• **EXERCISE**: Keeping every word the same, return the listing from its first line until the line holding "Task: Where does it end, and by what steps?" has been returned as well.

• **ENTRIES SUPPLIED**:
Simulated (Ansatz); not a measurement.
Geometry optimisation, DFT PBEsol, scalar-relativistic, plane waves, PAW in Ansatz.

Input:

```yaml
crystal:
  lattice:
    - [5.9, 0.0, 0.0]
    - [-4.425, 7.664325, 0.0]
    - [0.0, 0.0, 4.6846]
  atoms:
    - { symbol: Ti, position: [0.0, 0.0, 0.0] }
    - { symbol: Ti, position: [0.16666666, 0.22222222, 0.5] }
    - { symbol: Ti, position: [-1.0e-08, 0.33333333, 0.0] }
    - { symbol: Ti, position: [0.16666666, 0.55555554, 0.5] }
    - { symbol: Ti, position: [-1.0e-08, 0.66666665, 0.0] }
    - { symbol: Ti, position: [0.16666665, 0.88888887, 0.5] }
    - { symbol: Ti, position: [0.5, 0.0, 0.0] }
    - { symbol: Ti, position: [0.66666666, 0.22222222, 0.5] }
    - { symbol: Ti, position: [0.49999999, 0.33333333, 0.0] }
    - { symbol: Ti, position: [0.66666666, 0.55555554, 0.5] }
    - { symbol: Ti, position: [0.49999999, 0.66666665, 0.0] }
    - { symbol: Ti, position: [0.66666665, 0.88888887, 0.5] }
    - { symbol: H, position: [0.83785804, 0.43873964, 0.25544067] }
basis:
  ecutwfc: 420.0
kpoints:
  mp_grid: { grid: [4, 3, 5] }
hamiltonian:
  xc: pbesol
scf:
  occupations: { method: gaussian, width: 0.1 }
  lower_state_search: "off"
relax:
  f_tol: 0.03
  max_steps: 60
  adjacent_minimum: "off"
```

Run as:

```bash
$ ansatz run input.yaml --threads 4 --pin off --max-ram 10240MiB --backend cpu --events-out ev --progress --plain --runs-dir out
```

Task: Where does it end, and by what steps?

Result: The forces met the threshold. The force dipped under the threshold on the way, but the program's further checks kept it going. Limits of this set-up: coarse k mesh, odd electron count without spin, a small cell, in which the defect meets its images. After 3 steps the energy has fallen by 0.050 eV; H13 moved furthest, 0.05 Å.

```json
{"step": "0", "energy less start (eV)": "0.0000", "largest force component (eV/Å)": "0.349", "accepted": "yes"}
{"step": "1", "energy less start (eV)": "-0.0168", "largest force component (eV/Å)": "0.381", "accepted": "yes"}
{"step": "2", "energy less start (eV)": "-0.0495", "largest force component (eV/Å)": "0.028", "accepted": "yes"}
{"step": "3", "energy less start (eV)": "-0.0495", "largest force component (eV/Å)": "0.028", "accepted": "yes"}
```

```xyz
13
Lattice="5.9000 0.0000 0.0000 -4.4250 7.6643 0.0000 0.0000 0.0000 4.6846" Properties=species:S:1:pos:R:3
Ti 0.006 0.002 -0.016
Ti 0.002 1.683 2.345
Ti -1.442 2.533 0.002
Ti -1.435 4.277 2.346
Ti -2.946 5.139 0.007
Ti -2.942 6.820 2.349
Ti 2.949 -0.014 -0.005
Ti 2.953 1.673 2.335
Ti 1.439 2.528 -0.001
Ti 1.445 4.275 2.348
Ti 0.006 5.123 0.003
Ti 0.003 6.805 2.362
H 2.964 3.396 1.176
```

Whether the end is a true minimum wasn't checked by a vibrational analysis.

• **WRITTEN SOLUTION**:
Simulated (Ansatz); not a measurement.
Geometry optimisation, DFT PBEsol, scalar-relativistic, plane waves, PAW in Ansatz.

Input:

```yaml
crystal:
  lattice:
    - [5.9, 0.0, 0.0]
    - [-4.425, 7.664325, 0.0]
    - [0.0, 0.0, 4.6846]
  atoms:
    - { symbol: Ti, position: [0.0, 0.0, 0.0] }
    - { symbol: Ti, position: [0.16666666, 0.22222222, 0.5] }
    - { symbol: Ti, position: [-1.0e-08, 0.33333333, 0.0] }
    - { symbol: Ti, position: [0.16666666, 0.55555554, 0.5] }
    - { symbol: Ti, position: [-1.0e-08, 0.66666665, 0.0] }
    - { symbol: Ti, position: [0.16666665, 0.88888887, 0.5] }
    - { symbol: Ti, position: [0.5, 0.0, 0.0] }
    - { symbol: Ti, position: [0.66666666, 0.22222222, 0.5] }
    - { symbol: Ti, position: [0.49999999, 0.33333333, 0.0] }
    - { symbol: Ti, position: [0.66666666, 0.55555554, 0.5] }
    - { symbol: Ti, position: [0.49999999, 0.66666665, 0.0] }
    - { symbol: Ti, position: [0.66666665, 0.88888887, 0.5] }
    - { symbol: H, position: [0.83785804, 0.43873964, 0.25544067] }
basis:
  ecutwfc: 420.0
kpoints:
  mp_grid: { grid: [4, 3, 5] }
hamiltonian:
  xc: pbesol
scf:
  occupations: { method: gaussian, width: 0.1 }
  lower_state_search: "off"
relax:
  f_tol: 0.03
  max_steps: 60
  adjacent_minimum: "off"
```

Run as:

```bash
$ ansatz run input.yaml --threads 4 --pin off --max-ram 10240MiB --backend cpu --events-out ev --progress --plain --runs-dir out
```

Task: Where does it end, and by what steps?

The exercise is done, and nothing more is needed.